........
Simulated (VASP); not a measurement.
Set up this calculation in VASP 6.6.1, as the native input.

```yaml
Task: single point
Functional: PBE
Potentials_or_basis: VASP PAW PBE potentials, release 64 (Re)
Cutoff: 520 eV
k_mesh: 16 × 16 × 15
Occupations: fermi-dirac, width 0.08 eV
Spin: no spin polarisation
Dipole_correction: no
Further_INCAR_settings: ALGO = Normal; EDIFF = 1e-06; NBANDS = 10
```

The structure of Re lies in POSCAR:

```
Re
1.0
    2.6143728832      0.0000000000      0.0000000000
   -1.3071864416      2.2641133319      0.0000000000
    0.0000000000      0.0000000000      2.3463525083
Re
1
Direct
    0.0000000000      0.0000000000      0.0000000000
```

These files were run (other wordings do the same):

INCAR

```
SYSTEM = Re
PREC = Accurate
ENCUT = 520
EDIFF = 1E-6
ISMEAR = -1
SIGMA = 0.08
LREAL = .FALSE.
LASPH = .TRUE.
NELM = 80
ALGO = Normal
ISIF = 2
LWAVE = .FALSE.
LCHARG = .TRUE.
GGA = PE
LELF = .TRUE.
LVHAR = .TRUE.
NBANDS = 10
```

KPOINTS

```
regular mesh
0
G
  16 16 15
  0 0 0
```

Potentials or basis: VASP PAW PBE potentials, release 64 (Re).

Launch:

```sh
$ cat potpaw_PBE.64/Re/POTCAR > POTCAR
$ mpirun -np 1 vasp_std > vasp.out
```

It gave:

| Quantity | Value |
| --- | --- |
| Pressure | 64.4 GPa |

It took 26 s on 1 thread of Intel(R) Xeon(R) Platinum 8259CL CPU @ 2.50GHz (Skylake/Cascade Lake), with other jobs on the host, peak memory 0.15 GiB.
........

__ASSIGNMENT__
Above are the records; from them, give again exactly the lines from the one containing "These files were" through the one containing "Pressure | 64.4 GPa |", both included.

__PROBLEM SOLUTION__
These files were run (other wordings do the same):

INCAR

```
SYSTEM = Re
PREC = Accurate
ENCUT = 520
EDIFF = 1E-6
ISMEAR = -1
SIGMA = 0.08
LREAL = .FALSE.
LASPH = .TRUE.
NELM = 80
ALGO = Normal
ISIF = 2
LWAVE = .FALSE.
LCHARG = .TRUE.
GGA = PE
LELF = .TRUE.
LVHAR = .TRUE.
NBANDS = 10
```

KPOINTS

```
regular mesh
0
G
  16 16 15
  0 0 0
```

Potentials or basis: VASP PAW PBE potentials, release 64 (Re).

Launch:

```sh
$ cat potpaw_PBE.64/Re/POTCAR > POTCAR
$ mpirun -np 1 vasp_std > vasp.out
```

It gave:

| Quantity | Value |
| --- | --- |
| Pressure | 64.4 GPa |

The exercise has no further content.